## [Dataset]
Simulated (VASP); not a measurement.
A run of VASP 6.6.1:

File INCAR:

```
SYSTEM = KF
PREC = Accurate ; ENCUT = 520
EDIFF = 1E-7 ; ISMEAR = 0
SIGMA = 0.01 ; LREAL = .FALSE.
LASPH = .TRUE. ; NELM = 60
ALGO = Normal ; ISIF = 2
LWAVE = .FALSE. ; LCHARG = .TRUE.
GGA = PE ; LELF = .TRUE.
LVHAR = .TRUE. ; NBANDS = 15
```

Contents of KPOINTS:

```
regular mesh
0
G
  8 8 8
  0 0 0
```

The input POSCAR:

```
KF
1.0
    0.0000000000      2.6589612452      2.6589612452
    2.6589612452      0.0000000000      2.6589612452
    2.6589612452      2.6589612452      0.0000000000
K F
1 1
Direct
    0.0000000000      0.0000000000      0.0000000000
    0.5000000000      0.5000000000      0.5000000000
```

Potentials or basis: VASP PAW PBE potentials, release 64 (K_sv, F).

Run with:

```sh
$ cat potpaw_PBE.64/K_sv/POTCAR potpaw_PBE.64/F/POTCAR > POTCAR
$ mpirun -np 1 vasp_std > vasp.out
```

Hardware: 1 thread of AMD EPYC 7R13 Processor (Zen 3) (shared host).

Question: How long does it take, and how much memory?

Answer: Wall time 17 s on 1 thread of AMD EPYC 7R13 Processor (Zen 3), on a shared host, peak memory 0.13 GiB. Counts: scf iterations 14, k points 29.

## [Action item]
Starting with the line with "Hardware: 1 thread" above and going on through the line with "Question: How long", transcribe every line exactly, both ends included, and add nothing.

## [Task result]
Hardware: 1 thread of AMD EPYC 7R13 Processor (Zen 3) (shared host).

Question: How long does it take, and how much memory?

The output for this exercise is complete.